Segment Start: RECORDS PROVIDED

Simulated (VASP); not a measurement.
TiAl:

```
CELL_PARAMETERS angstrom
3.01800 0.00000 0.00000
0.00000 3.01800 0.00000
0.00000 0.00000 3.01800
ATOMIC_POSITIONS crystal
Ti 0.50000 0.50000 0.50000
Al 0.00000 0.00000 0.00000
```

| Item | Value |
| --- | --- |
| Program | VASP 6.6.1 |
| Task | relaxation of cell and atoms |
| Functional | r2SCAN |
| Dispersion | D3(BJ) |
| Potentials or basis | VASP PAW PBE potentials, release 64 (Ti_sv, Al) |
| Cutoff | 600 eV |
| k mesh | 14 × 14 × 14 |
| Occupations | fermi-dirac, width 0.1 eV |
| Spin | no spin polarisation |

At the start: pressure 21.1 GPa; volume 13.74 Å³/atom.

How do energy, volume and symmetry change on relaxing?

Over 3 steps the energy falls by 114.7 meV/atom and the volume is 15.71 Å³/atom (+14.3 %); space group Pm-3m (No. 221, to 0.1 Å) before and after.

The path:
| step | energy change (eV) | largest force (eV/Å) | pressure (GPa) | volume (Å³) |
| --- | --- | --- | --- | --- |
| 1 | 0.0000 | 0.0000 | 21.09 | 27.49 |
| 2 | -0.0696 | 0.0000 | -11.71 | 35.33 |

Segment End: RECORDS PROVIDED

> _ASSIGNED TASK_: Output all of the data without altering a single line.

> _WRITTEN REPLY_:
Simulated (VASP); not a measurement.
TiAl:

```
CELL_PARAMETERS angstrom
3.01800 0.00000 0.00000
0.00000 3.01800 0.00000
0.00000 0.00000 3.01800
ATOMIC_POSITIONS crystal
Ti 0.50000 0.50000 0.50000
Al 0.00000 0.00000 0.00000
```

| Item | Value |
| --- | --- |
| Program | VASP 6.6.1 |
| Task | relaxation of cell and atoms |
| Functional | r2SCAN |
| Dispersion | D3(BJ) |
| Potentials or basis | VASP PAW PBE potentials, release 64 (Ti_sv, Al) |
| Cutoff | 600 eV |
| k mesh | 14 × 14 × 14 |
| Occupations | fermi-dirac, width 0.1 eV |
| Spin | no spin polarisation |

At the start: pressure 21.1 GPa; volume 13.74 Å³/atom.

How do energy, volume and symmetry change on relaxing?

Over 3 steps the energy falls by 114.7 meV/atom and the volume is 15.71 Å³/atom (+14.3 %); space group Pm-3m (No. 221, to 0.1 Å) before and after.

The path:
| step | energy change (eV) | largest force (eV/Å) | pressure (GPa) | volume (Å³) |
| --- | --- | --- | --- | --- |
| 1 | 0.0000 | 0.0000 | 21.09 | 27.49 |
| 2 | -0.0696 | 0.0000 | -11.71 | 35.33 |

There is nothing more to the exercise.